• **Work item**
Look through the data below for the line with "equilibrium 0.0102) |", and transcribe it exactly together with each line after it up to and including the line with "1425 to 1373 K?". Give nothing else.

--- START ---

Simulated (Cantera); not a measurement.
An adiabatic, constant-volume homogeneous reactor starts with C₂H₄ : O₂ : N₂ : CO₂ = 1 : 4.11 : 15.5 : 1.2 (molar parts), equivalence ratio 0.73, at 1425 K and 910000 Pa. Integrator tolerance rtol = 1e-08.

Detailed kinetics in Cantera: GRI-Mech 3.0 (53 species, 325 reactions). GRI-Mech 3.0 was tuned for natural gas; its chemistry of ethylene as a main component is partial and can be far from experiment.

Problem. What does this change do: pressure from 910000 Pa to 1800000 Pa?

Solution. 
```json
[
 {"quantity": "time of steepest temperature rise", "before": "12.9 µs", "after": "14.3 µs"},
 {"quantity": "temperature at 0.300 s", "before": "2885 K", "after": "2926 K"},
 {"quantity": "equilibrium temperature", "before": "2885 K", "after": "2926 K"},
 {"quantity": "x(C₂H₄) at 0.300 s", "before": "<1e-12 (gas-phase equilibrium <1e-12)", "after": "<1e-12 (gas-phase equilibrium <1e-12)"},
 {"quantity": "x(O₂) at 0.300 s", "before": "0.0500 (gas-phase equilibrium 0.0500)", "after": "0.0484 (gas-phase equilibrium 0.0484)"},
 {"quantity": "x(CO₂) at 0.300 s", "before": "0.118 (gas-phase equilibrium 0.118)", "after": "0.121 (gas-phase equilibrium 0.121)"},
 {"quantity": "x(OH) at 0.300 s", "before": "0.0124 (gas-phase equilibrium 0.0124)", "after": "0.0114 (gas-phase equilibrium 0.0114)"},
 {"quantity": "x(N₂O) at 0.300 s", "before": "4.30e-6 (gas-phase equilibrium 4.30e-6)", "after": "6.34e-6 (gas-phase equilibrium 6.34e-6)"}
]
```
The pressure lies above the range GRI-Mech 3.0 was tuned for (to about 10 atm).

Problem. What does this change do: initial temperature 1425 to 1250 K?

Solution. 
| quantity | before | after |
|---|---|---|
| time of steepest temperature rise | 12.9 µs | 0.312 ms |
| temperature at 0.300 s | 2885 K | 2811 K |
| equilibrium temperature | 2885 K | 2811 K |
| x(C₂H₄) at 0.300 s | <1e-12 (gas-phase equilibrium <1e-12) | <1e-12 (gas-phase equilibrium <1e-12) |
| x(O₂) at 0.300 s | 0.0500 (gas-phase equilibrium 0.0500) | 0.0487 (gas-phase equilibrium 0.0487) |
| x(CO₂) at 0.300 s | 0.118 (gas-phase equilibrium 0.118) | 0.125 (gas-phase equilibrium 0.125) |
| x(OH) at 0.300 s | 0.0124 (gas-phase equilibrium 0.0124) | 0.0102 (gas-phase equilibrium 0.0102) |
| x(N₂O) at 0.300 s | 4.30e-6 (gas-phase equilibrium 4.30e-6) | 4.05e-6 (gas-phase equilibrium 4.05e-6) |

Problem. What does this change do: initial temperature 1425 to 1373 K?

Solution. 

--- END ---

• **Worked solution**
| x(OH) at 0.300 s | 0.0124 (gas-phase equilibrium 0.0124) | 0.0102 (gas-phase equilibrium 0.0102) |
| x(N₂O) at 0.300 s | 4.30e-6 (gas-phase equilibrium 4.30e-6) | 4.05e-6 (gas-phase equilibrium 4.05e-6) |

Problem. What does this change do: initial temperature 1425 to 1373 K?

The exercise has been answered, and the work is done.